ASSIGNED TASK | Among the records that follow, set down only the lines from the one containing "0.00 | 28.72 |" to the one containing "0.00 | 28.37 |", both included, exactly.

--- START ---
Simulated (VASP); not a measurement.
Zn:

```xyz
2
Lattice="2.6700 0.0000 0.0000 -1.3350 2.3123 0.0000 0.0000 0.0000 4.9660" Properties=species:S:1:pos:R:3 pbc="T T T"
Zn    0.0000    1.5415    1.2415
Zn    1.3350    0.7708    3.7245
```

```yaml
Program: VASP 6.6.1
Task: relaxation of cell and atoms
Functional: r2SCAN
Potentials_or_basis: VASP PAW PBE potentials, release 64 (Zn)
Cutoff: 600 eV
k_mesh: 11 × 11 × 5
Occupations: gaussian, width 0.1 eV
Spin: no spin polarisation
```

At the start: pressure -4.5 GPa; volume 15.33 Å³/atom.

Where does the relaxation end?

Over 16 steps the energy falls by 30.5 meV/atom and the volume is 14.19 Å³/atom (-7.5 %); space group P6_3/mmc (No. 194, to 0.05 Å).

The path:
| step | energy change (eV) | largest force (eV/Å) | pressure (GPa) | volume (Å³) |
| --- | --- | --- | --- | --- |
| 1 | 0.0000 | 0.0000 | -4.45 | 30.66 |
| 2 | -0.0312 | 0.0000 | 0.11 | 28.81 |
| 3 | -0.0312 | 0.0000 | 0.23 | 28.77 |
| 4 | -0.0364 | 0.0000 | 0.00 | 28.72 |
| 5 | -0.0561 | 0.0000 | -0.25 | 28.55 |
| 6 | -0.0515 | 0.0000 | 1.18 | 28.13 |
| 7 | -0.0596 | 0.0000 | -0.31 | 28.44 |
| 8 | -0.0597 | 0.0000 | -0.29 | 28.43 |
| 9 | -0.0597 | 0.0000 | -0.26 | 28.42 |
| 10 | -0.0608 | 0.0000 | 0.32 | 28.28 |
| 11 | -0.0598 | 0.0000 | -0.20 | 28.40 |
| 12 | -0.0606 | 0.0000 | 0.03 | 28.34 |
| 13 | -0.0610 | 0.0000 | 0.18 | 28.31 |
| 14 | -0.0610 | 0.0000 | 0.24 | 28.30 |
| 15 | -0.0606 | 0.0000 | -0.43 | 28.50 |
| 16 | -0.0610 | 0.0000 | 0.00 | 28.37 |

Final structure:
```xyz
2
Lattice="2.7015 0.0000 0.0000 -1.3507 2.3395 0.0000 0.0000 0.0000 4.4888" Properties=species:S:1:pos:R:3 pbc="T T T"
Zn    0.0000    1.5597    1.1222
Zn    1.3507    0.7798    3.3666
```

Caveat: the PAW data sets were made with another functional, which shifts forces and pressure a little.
--- END ---

RESPONSE |
| 4 | -0.0364 | 0.0000 | 0.00 | 28.72 |
| 5 | -0.0561 | 0.0000 | -0.25 | 28.55 |
| 6 | -0.0515 | 0.0000 | 1.18 | 28.13 |
| 7 | -0.0596 | 0.0000 | -0.31 | 28.44 |
| 8 | -0.0597 | 0.0000 | -0.29 | 28.43 |
| 9 | -0.0597 | 0.0000 | -0.26 | 28.42 |
| 10 | -0.0608 | 0.0000 | 0.32 | 28.28 |
| 11 | -0.0598 | 0.0000 | -0.20 | 28.40 |
| 12 | -0.0606 | 0.0000 | 0.03 | 28.34 |
| 13 | -0.0610 | 0.0000 | 0.18 | 28.31 |
| 14 | -0.0610 | 0.0000 | 0.24 | 28.30 |
| 15 | -0.0606 | 0.0000 | -0.43 | 28.50 |
| 16 | -0.0610 | 0.0000 | 0.00 | 28.37 |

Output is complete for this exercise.